[Opening Information supplied section]

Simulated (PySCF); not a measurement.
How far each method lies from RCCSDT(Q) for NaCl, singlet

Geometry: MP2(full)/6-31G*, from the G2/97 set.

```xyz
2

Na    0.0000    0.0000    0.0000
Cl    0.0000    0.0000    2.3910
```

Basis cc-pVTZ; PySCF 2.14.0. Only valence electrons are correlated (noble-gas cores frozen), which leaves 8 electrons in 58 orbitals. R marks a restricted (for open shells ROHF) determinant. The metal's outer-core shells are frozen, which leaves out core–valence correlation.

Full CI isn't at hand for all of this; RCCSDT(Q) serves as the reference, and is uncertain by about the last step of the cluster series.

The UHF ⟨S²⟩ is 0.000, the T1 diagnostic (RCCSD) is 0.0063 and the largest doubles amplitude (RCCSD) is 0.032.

[Closing Information supplied section]

▸ **Action item**
The data must be retyped in full, exactly as it reads.

▸ **Answer space**
Simulated (PySCF); not a measurement.
How far each method lies from RCCSDT(Q) for NaCl, singlet

Geometry: MP2(full)/6-31G*, from the G2/97 set.

```xyz
2

Na    0.0000    0.0000    0.0000
Cl    0.0000    0.0000    2.3910
```

Basis cc-pVTZ; PySCF 2.14.0. Only valence electrons are correlated (noble-gas cores frozen), which leaves 8 electrons in 58 orbitals. R marks a restricted (for open shells ROHF) determinant. The metal's outer-core shells are frozen, which leaves out core–valence correlation.

Full CI isn't at hand for all of this; RCCSDT(Q) serves as the reference, and is uncertain by about the last step of the cluster series.

The UHF ⟨S²⟩ is 0.000, the T1 diagnostic (RCCSD) is 0.0063 and the largest doubles amplitude (RCCSD) is 0.032.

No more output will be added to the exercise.